> **BRIEF**
Each line of the listing below should be restated word for word.

> **SOURCE MATERIAL**
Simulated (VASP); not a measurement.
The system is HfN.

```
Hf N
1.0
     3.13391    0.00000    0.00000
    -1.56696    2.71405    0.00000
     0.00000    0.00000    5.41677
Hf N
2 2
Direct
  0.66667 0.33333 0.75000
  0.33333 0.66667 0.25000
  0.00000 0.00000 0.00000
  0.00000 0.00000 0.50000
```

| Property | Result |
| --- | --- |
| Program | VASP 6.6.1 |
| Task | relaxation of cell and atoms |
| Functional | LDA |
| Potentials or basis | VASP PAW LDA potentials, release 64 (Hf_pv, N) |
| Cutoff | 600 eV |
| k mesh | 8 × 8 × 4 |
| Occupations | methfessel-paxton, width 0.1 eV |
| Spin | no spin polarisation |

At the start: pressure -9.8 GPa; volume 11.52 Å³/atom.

> **EXERCISE ANSWER**
Simulated (VASP); not a measurement.
The system is HfN.

```
Hf N
1.0
     3.13391    0.00000    0.00000
    -1.56696    2.71405    0.00000
     0.00000    0.00000    5.41677
Hf N
2 2
Direct
  0.66667 0.33333 0.75000
  0.33333 0.66667 0.25000
  0.00000 0.00000 0.00000
  0.00000 0.00000 0.50000
```

| Property | Result |
| --- | --- |
| Program | VASP 6.6.1 |
| Task | relaxation of cell and atoms |
| Functional | LDA |
| Potentials or basis | VASP PAW LDA potentials, release 64 (Hf_pv, N) |
| Cutoff | 600 eV |
| k mesh | 8 × 8 × 4 |
| Occupations | methfessel-paxton, width 0.1 eV |
| Spin | no spin polarisation |

At the start: pressure -9.8 GPa; volume 11.52 Å³/atom.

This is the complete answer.